- **Supplied data**
◆ ◆ ◆
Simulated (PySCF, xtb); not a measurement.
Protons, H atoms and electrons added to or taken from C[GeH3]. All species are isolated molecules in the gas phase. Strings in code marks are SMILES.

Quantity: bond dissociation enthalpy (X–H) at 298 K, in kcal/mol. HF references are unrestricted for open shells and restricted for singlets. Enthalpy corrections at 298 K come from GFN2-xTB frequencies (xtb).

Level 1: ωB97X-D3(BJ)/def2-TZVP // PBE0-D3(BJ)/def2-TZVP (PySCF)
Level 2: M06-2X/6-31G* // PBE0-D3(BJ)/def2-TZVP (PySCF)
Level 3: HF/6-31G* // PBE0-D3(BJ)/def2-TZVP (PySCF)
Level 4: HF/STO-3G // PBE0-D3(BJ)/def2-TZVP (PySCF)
◆ ◆ ◆

- **Action item**
Give a word-for-word restatement of every record.

- **Task solution**
Simulated (PySCF, xtb); not a measurement.
Protons, H atoms and electrons added to or taken from C[GeH3]. All species are isolated molecules in the gas phase. Strings in code marks are SMILES.

Quantity: bond dissociation enthalpy (X–H) at 298 K, in kcal/mol. HF references are unrestricted for open shells and restricted for singlets. Enthalpy corrections at 298 K come from GFN2-xTB frequencies (xtb).

Level 1: ωB97X-D3(BJ)/def2-TZVP // PBE0-D3(BJ)/def2-TZVP (PySCF)
Level 2: M06-2X/6-31G* // PBE0-D3(BJ)/def2-TZVP (PySCF)
Level 3: HF/6-31G* // PBE0-D3(BJ)/def2-TZVP (PySCF)
Level 4: HF/STO-3G // PBE0-D3(BJ)/def2-TZVP (PySCF)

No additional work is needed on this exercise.